After locating the line with "What are the" in the data that follows, return it and every later line exactly, up to and including the line with "Displacement ellipsoids at".

*** Data shown Section Begins ***

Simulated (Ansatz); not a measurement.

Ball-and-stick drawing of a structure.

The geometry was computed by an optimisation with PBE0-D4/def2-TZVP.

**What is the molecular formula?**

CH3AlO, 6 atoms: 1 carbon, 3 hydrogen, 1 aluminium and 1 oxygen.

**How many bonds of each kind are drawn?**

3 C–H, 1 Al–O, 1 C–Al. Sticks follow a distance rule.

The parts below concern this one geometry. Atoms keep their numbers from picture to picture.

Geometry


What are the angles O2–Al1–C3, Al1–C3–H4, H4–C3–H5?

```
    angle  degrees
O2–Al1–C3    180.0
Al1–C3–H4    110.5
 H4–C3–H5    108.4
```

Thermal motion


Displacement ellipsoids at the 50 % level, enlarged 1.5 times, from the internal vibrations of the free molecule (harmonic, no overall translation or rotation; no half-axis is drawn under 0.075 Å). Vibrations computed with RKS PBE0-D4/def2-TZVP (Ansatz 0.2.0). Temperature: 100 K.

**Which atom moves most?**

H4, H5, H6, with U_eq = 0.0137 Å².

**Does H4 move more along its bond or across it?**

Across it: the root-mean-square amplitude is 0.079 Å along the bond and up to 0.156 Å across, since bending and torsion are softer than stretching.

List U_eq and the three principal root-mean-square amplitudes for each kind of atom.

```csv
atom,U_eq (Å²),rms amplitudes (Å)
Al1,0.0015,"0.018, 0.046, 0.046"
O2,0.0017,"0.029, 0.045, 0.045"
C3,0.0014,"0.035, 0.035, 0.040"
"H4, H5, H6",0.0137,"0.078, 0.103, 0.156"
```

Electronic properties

*** Data shown Section Ends ***

> **Your solution**
What are the angles O2–Al1–C3, Al1–C3–H4, H4–C3–H5?

```
    angle  degrees
O2–Al1–C3    180.0
Al1–C3–H4    110.5
 H4–C3–H5    108.4
```

Thermal motion


Displacement ellipsoids at the 50 % level, enlarged 1.5 times, from the internal vibrations of the free molecule (harmonic, no overall translation or rotation; no half-axis is drawn under 0.075 Å). Vibrations computed with RKS PBE0-D4/def2-TZVP (Ansatz 0.2.0). Temperature: 100 K.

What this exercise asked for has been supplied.